What you give must be exactly the lines of the material from the first through the line that contains "The gap is indirect, 3.31", inclusive, and no others.

━━━━━ AVAILABLE DATA

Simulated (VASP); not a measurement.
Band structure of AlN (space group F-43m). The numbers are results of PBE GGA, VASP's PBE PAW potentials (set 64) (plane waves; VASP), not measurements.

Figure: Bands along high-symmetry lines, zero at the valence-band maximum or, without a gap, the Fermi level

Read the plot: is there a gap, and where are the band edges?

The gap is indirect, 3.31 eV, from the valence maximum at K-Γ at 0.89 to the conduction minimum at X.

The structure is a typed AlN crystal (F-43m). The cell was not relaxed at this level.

━━━━━━━━━━

TASK OUTPUT:
Simulated (VASP); not a measurement.
Band structure of AlN (space group F-43m). The numbers are results of PBE GGA, VASP's PBE PAW potentials (set 64) (plane waves; VASP), not measurements.

Figure: Bands along high-symmetry lines, zero at the valence-band maximum or, without a gap, the Fermi level

Read the plot: is there a gap, and where are the band edges?

The gap is indirect, 3.31 eV, from the valence maximum at K-Γ at 0.89 to the conduction minimum at X.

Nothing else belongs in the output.